» **Requirement**
The response should be a faithful copy of every record, with nothing left out.

====

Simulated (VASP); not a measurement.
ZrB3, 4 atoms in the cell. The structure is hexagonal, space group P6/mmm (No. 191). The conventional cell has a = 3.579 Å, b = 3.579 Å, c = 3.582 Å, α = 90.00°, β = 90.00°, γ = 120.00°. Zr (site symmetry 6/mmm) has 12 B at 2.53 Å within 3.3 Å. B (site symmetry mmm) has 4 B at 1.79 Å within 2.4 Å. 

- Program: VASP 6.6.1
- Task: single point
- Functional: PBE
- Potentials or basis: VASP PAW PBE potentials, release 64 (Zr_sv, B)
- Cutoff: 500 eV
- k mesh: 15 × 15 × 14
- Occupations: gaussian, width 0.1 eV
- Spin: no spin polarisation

====

» **Answer box**
Simulated (VASP); not a measurement.
ZrB3, 4 atoms in the cell. The structure is hexagonal, space group P6/mmm (No. 191). The conventional cell has a = 3.579 Å, b = 3.579 Å, c = 3.582 Å, α = 90.00°, β = 90.00°, γ = 120.00°. Zr (site symmetry 6/mmm) has 12 B at 2.53 Å within 3.3 Å. B (site symmetry mmm) has 4 B at 1.79 Å within 2.4 Å. 

- Program: VASP 6.6.1
- Task: single point
- Functional: PBE
- Potentials or basis: VASP PAW PBE potentials, release 64 (Zr_sv, B)
- Cutoff: 500 eV
- k mesh: 15 × 15 × 14
- Occupations: gaussian, width 0.1 eV
- Spin: no spin polarisation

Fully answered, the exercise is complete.